> [Extracted records]
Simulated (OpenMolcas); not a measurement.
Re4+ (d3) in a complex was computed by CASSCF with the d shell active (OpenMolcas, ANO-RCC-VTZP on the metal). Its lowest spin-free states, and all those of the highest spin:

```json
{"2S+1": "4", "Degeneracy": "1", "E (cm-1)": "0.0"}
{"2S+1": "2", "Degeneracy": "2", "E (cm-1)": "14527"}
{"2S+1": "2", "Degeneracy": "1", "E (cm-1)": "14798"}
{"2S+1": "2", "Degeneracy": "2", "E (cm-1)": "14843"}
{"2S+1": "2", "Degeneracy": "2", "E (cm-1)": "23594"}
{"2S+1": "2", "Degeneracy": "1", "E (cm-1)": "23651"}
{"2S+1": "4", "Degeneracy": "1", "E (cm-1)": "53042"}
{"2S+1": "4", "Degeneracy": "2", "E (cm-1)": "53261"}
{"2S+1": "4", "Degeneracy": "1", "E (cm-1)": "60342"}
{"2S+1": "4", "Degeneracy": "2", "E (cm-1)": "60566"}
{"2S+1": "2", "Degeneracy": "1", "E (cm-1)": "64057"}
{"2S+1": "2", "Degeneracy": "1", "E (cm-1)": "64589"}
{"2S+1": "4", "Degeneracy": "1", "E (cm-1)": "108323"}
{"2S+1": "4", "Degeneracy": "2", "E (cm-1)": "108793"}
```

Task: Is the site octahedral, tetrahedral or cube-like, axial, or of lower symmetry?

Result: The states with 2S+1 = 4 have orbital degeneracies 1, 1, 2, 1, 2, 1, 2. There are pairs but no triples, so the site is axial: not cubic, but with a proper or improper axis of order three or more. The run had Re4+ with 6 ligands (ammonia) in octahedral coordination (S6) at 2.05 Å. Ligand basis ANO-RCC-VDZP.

> [Activity] Among the entries above, the line containing "Re4+ (d3) in", the line containing "Task: Is the", and all lines between them are to be restated word for word; nothing else belongs in the reply.

> [Response box]
Re4+ (d3) in a complex was computed by CASSCF with the d shell active (OpenMolcas, ANO-RCC-VTZP on the metal). Its lowest spin-free states, and all those of the highest spin:

```json
{"2S+1": "4", "Degeneracy": "1", "E (cm-1)": "0.0"}
{"2S+1": "2", "Degeneracy": "2", "E (cm-1)": "14527"}
{"2S+1": "2", "Degeneracy": "1", "E (cm-1)": "14798"}
{"2S+1": "2", "Degeneracy": "2", "E (cm-1)": "14843"}
{"2S+1": "2", "Degeneracy": "2", "E (cm-1)": "23594"}
{"2S+1": "2", "Degeneracy": "1", "E (cm-1)": "23651"}
{"2S+1": "4", "Degeneracy": "1", "E (cm-1)": "53042"}
{"2S+1": "4", "Degeneracy": "2", "E (cm-1)": "53261"}
{"2S+1": "4", "Degeneracy": "1", "E (cm-1)": "60342"}
{"2S+1": "4", "Degeneracy": "2", "E (cm-1)": "60566"}
{"2S+1": "2", "Degeneracy": "1", "E (cm-1)": "64057"}
{"2S+1": "2", "Degeneracy": "1", "E (cm-1)": "64589"}
{"2S+1": "4", "Degeneracy": "1", "E (cm-1)": "108323"}
{"2S+1": "4", "Degeneracy": "2", "E (cm-1)": "108793"}
```

Task: Is the site octahedral, tetrahedral or cube-like, axial, or of lower symmetry?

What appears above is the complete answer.